Source material.
▼
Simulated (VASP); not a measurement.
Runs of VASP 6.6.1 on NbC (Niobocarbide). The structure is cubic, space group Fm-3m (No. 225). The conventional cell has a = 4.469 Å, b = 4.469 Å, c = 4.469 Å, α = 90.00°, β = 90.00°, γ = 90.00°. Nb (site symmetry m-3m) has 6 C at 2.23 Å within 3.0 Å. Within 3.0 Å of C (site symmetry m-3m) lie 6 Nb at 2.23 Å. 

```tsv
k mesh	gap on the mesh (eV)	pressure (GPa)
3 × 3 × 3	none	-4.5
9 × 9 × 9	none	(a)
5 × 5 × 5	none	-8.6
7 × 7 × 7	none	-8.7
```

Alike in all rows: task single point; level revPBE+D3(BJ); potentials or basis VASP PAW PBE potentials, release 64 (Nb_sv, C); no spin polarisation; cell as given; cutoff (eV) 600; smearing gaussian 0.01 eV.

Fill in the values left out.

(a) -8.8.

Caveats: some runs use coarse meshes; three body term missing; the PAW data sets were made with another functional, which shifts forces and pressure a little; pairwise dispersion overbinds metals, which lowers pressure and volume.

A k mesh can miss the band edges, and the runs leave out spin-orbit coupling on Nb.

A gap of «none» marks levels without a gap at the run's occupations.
▲

Work item.
Each record above should be given again exactly as it appears.

Answer space.
Simulated (VASP); not a measurement.
Runs of VASP 6.6.1 on NbC (Niobocarbide). The structure is cubic, space group Fm-3m (No. 225). The conventional cell has a = 4.469 Å, b = 4.469 Å, c = 4.469 Å, α = 90.00°, β = 90.00°, γ = 90.00°. Nb (site symmetry m-3m) has 6 C at 2.23 Å within 3.0 Å. Within 3.0 Å of C (site symmetry m-3m) lie 6 Nb at 2.23 Å. 

```tsv
k mesh	gap on the mesh (eV)	pressure (GPa)
3 × 3 × 3	none	-4.5
9 × 9 × 9	none	(a)
5 × 5 × 5	none	-8.6
7 × 7 × 7	none	-8.7
```

Alike in all rows: task single point; level revPBE+D3(BJ); potentials or basis VASP PAW PBE potentials, release 64 (Nb_sv, C); no spin polarisation; cell as given; cutoff (eV) 600; smearing gaussian 0.01 eV.

Fill in the values left out.

(a) -8.8.

Caveats: some runs use coarse meshes; three body term missing; the PAW data sets were made with another functional, which shifts forces and pressure a little; pairwise dispersion overbinds metals, which lowers pressure and volume.

A k mesh can miss the band edges, and the runs leave out spin-orbit coupling on Nb.

A gap of «none» marks levels without a gap at the run's occupations.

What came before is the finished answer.